= WORK ITEM =
Copy the entire listing, down to the final line, exactly.

★ ★ ★ ★
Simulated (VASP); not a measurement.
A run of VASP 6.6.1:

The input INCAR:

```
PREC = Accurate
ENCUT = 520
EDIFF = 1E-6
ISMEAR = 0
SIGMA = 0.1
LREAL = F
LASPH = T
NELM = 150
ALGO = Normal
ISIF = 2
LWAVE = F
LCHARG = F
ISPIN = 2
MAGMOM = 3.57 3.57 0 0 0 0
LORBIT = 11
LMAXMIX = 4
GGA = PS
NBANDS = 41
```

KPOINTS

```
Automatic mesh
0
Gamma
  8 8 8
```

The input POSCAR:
★ ★ ★ ★

= WRITTEN REPLY =
Simulated (VASP); not a measurement.
A run of VASP 6.6.1:

The input INCAR:

```
PREC = Accurate
ENCUT = 520
EDIFF = 1E-6
ISMEAR = 0
SIGMA = 0.1
LREAL = F
LASPH = T
NELM = 150
ALGO = Normal
ISIF = 2
LWAVE = F
LCHARG = F
ISPIN = 2
MAGMOM = 3.57 3.57 0 0 0 0
LORBIT = 11
LMAXMIX = 4
GGA = PS
NBANDS = 41
```

KPOINTS

```
Automatic mesh
0
Gamma
  8 8 8
```

The input POSCAR:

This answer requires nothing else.